+++ Material provided +++

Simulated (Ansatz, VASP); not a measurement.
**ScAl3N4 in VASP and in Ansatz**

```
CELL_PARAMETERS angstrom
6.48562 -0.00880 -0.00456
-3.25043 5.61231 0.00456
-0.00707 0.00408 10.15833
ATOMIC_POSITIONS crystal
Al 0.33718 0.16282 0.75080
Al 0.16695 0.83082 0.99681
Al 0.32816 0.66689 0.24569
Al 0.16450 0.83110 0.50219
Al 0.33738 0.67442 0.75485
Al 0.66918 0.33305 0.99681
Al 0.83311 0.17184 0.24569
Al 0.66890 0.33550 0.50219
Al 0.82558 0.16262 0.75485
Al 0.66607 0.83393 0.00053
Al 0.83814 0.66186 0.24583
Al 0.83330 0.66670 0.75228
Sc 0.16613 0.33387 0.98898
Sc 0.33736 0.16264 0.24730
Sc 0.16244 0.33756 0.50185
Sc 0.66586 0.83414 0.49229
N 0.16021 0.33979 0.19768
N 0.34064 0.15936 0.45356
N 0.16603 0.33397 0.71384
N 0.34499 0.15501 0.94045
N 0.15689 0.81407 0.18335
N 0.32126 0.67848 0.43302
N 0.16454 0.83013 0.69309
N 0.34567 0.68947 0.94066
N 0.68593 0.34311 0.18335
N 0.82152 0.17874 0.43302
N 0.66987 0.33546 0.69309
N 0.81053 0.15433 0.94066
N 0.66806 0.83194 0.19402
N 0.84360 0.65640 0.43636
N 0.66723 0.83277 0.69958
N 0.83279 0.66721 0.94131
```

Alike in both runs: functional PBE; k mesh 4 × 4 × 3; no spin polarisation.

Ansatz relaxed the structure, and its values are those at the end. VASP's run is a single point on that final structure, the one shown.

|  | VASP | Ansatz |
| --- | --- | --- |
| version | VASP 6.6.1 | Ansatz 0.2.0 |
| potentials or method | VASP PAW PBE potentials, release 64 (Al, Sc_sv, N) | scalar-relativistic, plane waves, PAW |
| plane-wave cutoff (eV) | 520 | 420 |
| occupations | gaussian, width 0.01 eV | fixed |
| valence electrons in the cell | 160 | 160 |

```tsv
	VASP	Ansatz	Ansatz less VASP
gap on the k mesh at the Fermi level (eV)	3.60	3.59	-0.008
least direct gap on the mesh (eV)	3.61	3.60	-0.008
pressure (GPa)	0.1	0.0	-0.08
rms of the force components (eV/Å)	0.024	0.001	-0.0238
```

+++

Return exactly the lines that run from the top of the listing above to the line containing "Alike in both", please, keeping both end lines and leaving out everything else.

Simulated (Ansatz, VASP); not a measurement.
**ScAl3N4 in VASP and in Ansatz**

```
CELL_PARAMETERS angstrom
6.48562 -0.00880 -0.00456
-3.25043 5.61231 0.00456
-0.00707 0.00408 10.15833
ATOMIC_POSITIONS crystal
Al 0.33718 0.16282 0.75080
Al 0.16695 0.83082 0.99681
Al 0.32816 0.66689 0.24569
Al 0.16450 0.83110 0.50219
Al 0.33738 0.67442 0.75485
Al 0.66918 0.33305 0.99681
Al 0.83311 0.17184 0.24569
Al 0.66890 0.33550 0.50219
Al 0.82558 0.16262 0.75485
Al 0.66607 0.83393 0.00053
Al 0.83814 0.66186 0.24583
Al 0.83330 0.66670 0.75228
Sc 0.16613 0.33387 0.98898
Sc 0.33736 0.16264 0.24730
Sc 0.16244 0.33756 0.50185
Sc 0.66586 0.83414 0.49229
N 0.16021 0.33979 0.19768
N 0.34064 0.15936 0.45356
N 0.16603 0.33397 0.71384
N 0.34499 0.15501 0.94045
N 0.15689 0.81407 0.18335
N 0.32126 0.67848 0.43302
N 0.16454 0.83013 0.69309
N 0.34567 0.68947 0.94066
N 0.68593 0.34311 0.18335
N 0.82152 0.17874 0.43302
N 0.66987 0.33546 0.69309
N 0.81053 0.15433 0.94066
N 0.66806 0.83194 0.19402
N 0.84360 0.65640 0.43636
N 0.66723 0.83277 0.69958
N 0.83279 0.66721 0.94131
```

Alike in both runs: functional PBE; k mesh 4 × 4 × 3; no spin polarisation.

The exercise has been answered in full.